══ Data for review ══
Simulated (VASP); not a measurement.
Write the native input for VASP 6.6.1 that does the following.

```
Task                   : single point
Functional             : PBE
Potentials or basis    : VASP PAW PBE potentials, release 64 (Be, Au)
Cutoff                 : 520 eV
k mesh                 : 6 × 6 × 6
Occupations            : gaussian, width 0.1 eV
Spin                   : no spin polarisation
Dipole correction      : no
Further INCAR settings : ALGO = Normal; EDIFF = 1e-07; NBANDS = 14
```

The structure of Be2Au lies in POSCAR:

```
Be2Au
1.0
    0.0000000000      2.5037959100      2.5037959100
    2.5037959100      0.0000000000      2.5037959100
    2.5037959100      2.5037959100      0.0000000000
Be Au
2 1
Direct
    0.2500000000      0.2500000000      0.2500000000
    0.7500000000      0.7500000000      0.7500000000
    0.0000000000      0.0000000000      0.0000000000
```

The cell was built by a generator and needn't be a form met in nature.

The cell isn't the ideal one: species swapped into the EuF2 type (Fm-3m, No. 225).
═══

Please print the material again in full, exactly as it is.

- **Your solution**
Simulated (VASP); not a measurement.
Write the native input for VASP 6.6.1 that does the following.

```
Task                   : single point
Functional             : PBE
Potentials or basis    : VASP PAW PBE potentials, release 64 (Be, Au)
Cutoff                 : 520 eV
k mesh                 : 6 × 6 × 6
Occupations            : gaussian, width 0.1 eV
Spin                   : no spin polarisation
Dipole correction      : no
Further INCAR settings : ALGO = Normal; EDIFF = 1e-07; NBANDS = 14
```

The structure of Be2Au lies in POSCAR:

```
Be2Au
1.0
    0.0000000000      2.5037959100      2.5037959100
    2.5037959100      0.0000000000      2.5037959100
    2.5037959100      2.5037959100      0.0000000000
Be Au
2 1
Direct
    0.2500000000      0.2500000000      0.2500000000
    0.7500000000      0.7500000000      0.7500000000
    0.0000000000      0.0000000000      0.0000000000
```

The cell was built by a generator and needn't be a form met in nature.

The cell isn't the ideal one: species swapped into the EuF2 type (Fm-3m, No. 225).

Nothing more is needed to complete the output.